• _Information provided_:
--- START ---

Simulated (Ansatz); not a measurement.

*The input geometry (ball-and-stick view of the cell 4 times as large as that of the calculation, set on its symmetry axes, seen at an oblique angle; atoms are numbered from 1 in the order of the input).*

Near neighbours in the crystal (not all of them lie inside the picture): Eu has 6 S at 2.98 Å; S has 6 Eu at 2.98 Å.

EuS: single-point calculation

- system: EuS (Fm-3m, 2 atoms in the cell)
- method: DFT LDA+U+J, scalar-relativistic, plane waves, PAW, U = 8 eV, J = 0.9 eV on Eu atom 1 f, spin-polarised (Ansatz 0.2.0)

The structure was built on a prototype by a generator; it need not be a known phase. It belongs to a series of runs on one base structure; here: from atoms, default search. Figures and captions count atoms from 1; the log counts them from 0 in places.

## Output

--- END ---

• _Work request_: Of the lines above, output exactly those from the line bearing "- system: EuS (Fm-3m, 2 atoms in the cell)" through the line bearing "The structure was", inclusive.

• _Written solution_:
- system: EuS (Fm-3m, 2 atoms in the cell)
- method: DFT LDA+U+J, scalar-relativistic, plane waves, PAW, U = 8 eV, J = 0.9 eV on Eu atom 1 f, spin-polarised (Ansatz 0.2.0)

The structure was built on a prototype by a generator; it need not be a known phase. It belongs to a series of runs on one base structure; here: from atoms, default search. Figures and captions count atoms from 1; the log counts them from 0 in places.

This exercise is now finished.